__REQUIRED ACTION__.
Only the lines from the beginning of the data below through the line containing "Alike in both" belong in the response, each copied exactly.

::::::::

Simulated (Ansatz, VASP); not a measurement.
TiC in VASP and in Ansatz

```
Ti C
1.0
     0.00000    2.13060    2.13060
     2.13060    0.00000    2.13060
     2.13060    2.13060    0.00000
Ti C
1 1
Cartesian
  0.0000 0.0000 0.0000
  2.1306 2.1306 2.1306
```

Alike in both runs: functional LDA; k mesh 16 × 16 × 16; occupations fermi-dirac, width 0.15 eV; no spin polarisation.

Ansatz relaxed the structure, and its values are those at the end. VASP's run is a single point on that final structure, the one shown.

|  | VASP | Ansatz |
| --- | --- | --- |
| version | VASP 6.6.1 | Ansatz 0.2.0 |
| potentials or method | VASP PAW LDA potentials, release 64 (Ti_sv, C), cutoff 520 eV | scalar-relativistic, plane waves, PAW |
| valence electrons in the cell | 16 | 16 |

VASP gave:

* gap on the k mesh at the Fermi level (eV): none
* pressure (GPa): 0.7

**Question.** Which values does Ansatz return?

::::::::

__RESPONSE BOX__.
Simulated (Ansatz, VASP); not a measurement.
TiC in VASP and in Ansatz

```
Ti C
1.0
     0.00000    2.13060    2.13060
     2.13060    0.00000    2.13060
     2.13060    2.13060    0.00000
Ti C
1 1
Cartesian
  0.0000 0.0000 0.0000
  2.1306 2.1306 2.1306
```

Alike in both runs: functional LDA; k mesh 16 × 16 × 16; occupations fermi-dirac, width 0.15 eV; no spin polarisation.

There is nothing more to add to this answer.